Dataset entries:
--- START ---

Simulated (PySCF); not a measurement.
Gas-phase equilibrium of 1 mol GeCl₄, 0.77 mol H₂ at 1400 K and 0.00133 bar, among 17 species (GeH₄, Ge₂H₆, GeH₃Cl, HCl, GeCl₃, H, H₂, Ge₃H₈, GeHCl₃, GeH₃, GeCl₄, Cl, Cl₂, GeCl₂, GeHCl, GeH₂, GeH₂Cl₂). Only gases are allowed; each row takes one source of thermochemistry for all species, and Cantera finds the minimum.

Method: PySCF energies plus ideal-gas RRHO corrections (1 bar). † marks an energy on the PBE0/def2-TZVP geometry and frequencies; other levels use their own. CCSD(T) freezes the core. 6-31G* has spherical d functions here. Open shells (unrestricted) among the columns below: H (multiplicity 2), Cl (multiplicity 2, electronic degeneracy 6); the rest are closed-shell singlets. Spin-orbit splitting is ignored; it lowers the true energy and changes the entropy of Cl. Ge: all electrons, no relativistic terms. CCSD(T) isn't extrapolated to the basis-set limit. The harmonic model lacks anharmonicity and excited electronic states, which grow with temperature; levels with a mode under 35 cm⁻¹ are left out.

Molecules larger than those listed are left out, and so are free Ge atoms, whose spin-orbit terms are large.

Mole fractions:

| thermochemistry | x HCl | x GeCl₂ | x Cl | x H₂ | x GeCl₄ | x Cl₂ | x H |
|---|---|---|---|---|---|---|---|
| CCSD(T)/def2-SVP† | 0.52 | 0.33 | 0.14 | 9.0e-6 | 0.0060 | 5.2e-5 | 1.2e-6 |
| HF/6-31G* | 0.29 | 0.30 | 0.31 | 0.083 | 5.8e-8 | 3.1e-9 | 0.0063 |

--- END ---

Work item: Every record must be repeated precisely and in full.

Your response:
Simulated (PySCF); not a measurement.
Gas-phase equilibrium of 1 mol GeCl₄, 0.77 mol H₂ at 1400 K and 0.00133 bar, among 17 species (GeH₄, Ge₂H₆, GeH₃Cl, HCl, GeCl₃, H, H₂, Ge₃H₈, GeHCl₃, GeH₃, GeCl₄, Cl, Cl₂, GeCl₂, GeHCl, GeH₂, GeH₂Cl₂). Only gases are allowed; each row takes one source of thermochemistry for all species, and Cantera finds the minimum.

Method: PySCF energies plus ideal-gas RRHO corrections (1 bar). † marks an energy on the PBE0/def2-TZVP geometry and frequencies; other levels use their own. CCSD(T) freezes the core. 6-31G* has spherical d functions here. Open shells (unrestricted) among the columns below: H (multiplicity 2), Cl (multiplicity 2, electronic degeneracy 6); the rest are closed-shell singlets. Spin-orbit splitting is ignored; it lowers the true energy and changes the entropy of Cl. Ge: all electrons, no relativistic terms. CCSD(T) isn't extrapolated to the basis-set limit. The harmonic model lacks anharmonicity and excited electronic states, which grow with temperature; levels with a mode under 35 cm⁻¹ are left out.

Molecules larger than those listed are left out, and so are free Ge atoms, whose spin-orbit terms are large.

Mole fractions:

| thermochemistry | x HCl | x GeCl₂ | x Cl | x H₂ | x GeCl₄ | x Cl₂ | x H |
|---|---|---|---|---|---|---|---|
| CCSD(T)/def2-SVP† | 0.52 | 0.33 | 0.14 | 9.0e-6 | 0.0060 | 5.2e-5 | 1.2e-6 |
| HF/6-31G* | 0.29 | 0.30 | 0.31 | 0.083 | 5.8e-8 | 3.1e-9 | 0.0063 |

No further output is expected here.